**Work item:** Every line of the listing that follows must be written out unchanged.

**Data supplied:**
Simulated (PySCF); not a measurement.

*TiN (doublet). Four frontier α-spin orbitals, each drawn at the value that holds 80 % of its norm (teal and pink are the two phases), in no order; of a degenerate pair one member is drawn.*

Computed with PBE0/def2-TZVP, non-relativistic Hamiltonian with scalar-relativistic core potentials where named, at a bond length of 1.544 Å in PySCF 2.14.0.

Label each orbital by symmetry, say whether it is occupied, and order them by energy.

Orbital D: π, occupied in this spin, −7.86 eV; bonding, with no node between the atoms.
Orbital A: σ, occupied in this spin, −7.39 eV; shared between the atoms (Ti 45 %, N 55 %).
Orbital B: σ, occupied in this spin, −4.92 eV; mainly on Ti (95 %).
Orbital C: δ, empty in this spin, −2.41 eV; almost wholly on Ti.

**Solution:**
Simulated (PySCF); not a measurement.

*TiN (doublet). Four frontier α-spin orbitals, each drawn at the value that holds 80 % of its norm (teal and pink are the two phases), in no order; of a degenerate pair one member is drawn.*

Computed with PBE0/def2-TZVP, non-relativistic Hamiltonian with scalar-relativistic core potentials where named, at a bond length of 1.544 Å in PySCF 2.14.0.

Label each orbital by symmetry, say whether it is occupied, and order them by energy.

Orbital D: π, occupied in this spin, −7.86 eV; bonding, with no node between the atoms.
Orbital A: σ, occupied in this spin, −7.39 eV; shared between the atoms (Ti 45 %, N 55 %).
Orbital B: σ, occupied in this spin, −4.92 eV; mainly on Ti (95 %).
Orbital C: δ, empty in this spin, −2.41 eV; almost wholly on Ti.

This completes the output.